MATERIAL PROVIDED:
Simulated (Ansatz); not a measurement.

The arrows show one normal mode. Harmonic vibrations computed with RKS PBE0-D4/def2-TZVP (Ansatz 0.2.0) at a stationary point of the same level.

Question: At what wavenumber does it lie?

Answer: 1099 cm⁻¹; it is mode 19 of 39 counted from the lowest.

ASSIGNMENT: The entries above must be output exactly, with every line preserved.

YOUR RESPONSE:
Simulated (Ansatz); not a measurement.

The arrows show one normal mode. Harmonic vibrations computed with RKS PBE0-D4/def2-TZVP (Ansatz 0.2.0) at a stationary point of the same level.

Question: At what wavenumber does it lie?

Answer: 1099 cm⁻¹; it is mode 19 of 39 counted from the lowest.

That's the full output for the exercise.